▶ [Data for review]
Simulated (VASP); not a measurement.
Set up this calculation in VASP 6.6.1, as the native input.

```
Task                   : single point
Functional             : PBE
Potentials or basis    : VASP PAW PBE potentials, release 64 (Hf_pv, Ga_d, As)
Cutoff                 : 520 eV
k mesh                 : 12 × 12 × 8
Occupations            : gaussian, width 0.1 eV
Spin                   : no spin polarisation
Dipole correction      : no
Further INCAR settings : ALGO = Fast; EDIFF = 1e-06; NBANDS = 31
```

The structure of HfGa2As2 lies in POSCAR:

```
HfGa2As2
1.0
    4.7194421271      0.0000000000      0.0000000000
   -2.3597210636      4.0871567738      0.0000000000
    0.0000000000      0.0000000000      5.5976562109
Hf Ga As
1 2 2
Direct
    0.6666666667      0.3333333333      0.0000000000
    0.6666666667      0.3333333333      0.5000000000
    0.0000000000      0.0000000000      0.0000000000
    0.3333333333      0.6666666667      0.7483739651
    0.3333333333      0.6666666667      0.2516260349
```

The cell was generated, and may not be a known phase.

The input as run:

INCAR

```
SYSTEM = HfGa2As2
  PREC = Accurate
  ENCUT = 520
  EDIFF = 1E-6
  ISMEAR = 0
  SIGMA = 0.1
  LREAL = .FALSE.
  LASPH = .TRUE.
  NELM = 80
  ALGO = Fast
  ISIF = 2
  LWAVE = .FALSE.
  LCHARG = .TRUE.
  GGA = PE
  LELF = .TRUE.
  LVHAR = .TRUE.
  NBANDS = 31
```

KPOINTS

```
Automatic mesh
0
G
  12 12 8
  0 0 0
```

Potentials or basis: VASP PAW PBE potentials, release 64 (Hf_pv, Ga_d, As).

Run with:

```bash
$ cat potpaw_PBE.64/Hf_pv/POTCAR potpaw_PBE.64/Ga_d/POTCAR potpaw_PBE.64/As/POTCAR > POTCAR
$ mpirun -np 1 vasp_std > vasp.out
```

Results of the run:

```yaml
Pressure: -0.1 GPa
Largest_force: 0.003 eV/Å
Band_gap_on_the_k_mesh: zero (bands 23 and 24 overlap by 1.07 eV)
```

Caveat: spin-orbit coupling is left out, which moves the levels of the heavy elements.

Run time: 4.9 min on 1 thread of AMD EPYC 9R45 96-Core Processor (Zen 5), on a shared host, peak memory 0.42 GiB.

▶ [Work request] Using the data above, extract exactly the lines from the one that holds "The cell was" to the one that holds "Caveat: spin-orbit coupling", both ends included, and no others.

▶ [Task solution]
The cell was generated, and may not be a known phase.

The input as run:

INCAR

```
SYSTEM = HfGa2As2
  PREC = Accurate
  ENCUT = 520
  EDIFF = 1E-6
  ISMEAR = 0
  SIGMA = 0.1
  LREAL = .FALSE.
  LASPH = .TRUE.
  NELM = 80
  ALGO = Fast
  ISIF = 2
  LWAVE = .FALSE.
  LCHARG = .TRUE.
  GGA = PE
  LELF = .TRUE.
  LVHAR = .TRUE.
  NBANDS = 31
```

KPOINTS

```
Automatic mesh
0
G
  12 12 8
  0 0 0
```

Potentials or basis: VASP PAW PBE potentials, release 64 (Hf_pv, Ga_d, As).

Run with:

```bash
$ cat potpaw_PBE.64/Hf_pv/POTCAR potpaw_PBE.64/Ga_d/POTCAR potpaw_PBE.64/As/POTCAR > POTCAR
$ mpirun -np 1 vasp_std > vasp.out
```

Results of the run:

```yaml
Pressure: -0.1 GPa
Largest_force: 0.003 eV/Å
Band_gap_on_the_k_mesh: zero (bands 23 and 24 overlap by 1.07 eV)
```

Caveat: spin-orbit coupling is left out, which moves the levels of the heavy elements.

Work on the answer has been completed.